########
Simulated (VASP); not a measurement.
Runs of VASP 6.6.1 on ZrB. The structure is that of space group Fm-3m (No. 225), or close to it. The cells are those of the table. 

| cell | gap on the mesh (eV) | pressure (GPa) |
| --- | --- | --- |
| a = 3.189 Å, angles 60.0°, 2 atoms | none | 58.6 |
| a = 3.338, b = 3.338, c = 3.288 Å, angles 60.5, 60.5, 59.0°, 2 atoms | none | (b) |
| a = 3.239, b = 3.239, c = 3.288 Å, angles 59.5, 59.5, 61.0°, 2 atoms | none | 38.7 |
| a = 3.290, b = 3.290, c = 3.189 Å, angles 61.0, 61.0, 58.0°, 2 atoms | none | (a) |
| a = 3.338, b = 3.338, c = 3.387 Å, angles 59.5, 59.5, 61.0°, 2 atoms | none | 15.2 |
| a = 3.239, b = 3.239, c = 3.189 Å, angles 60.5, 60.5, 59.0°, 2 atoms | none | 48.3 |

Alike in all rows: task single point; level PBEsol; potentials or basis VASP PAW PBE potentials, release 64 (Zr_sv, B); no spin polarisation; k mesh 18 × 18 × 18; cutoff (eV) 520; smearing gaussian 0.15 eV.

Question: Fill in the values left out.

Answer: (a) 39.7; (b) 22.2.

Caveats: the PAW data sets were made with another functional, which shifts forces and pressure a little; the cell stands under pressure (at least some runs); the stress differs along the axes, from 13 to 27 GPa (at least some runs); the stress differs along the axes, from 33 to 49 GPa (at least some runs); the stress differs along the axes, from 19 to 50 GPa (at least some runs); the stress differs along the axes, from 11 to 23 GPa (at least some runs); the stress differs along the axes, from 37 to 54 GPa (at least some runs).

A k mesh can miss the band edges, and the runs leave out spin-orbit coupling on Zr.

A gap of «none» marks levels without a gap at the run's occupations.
########

• Action item: Both end lines included, restate word for word the lines above from the line with "none | 15.2 |" to the line with "Answer: (a) 39.7; (b) 22.2.", and nothing else.

• Response box:
| a = 3.338, b = 3.338, c = 3.387 Å, angles 59.5, 59.5, 61.0°, 2 atoms | none | 15.2 |
| a = 3.239, b = 3.239, c = 3.189 Å, angles 60.5, 60.5, 59.0°, 2 atoms | none | 48.3 |

Alike in all rows: task single point; level PBEsol; potentials or basis VASP PAW PBE potentials, release 64 (Zr_sv, B); no spin polarisation; k mesh 18 × 18 × 18; cutoff (eV) 520; smearing gaussian 0.15 eV.

Question: Fill in the values left out.

Answer: (a) 39.7; (b) 22.2.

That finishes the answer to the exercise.